● **Given data**
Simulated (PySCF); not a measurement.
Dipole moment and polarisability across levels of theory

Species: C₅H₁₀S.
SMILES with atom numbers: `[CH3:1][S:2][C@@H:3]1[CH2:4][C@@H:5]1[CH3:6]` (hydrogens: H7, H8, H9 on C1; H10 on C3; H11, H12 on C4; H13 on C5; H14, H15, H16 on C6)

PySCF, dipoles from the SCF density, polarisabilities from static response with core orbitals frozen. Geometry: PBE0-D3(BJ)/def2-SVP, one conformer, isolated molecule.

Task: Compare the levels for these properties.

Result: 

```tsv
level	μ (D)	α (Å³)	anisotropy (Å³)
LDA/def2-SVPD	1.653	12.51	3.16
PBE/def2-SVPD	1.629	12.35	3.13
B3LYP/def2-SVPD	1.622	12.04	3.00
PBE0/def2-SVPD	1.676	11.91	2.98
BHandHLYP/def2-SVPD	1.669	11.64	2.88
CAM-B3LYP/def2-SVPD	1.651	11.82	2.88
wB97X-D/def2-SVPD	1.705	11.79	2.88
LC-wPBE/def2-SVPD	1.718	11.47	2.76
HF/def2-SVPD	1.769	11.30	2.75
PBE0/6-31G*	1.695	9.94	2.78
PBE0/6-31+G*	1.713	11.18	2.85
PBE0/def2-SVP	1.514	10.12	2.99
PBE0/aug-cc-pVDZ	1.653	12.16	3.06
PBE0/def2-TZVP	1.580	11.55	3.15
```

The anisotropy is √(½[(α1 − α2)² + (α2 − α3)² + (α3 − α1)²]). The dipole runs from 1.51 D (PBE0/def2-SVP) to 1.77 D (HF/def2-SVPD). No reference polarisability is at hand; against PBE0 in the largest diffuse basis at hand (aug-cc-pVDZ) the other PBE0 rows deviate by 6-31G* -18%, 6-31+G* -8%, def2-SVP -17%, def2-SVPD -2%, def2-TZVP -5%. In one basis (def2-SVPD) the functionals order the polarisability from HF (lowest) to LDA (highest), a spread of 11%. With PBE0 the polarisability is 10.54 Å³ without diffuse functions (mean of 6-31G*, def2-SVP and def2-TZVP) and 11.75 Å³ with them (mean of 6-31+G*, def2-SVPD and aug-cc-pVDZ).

● **Work item**
Could you set down, word for word, only the lines above from the line with "Dipole moment and" to the line with "SMILES with atom", including both?

● **Solution**
Dipole moment and polarisability across levels of theory

Species: C₅H₁₀S.
SMILES with atom numbers: `[CH3:1][S:2][C@@H:3]1[CH2:4][C@@H:5]1[CH3:6]` (hydrogens: H7, H8, H9 on C1; H10 on C3; H11, H12 on C4; H13 on C5; H14, H15, H16 on C6)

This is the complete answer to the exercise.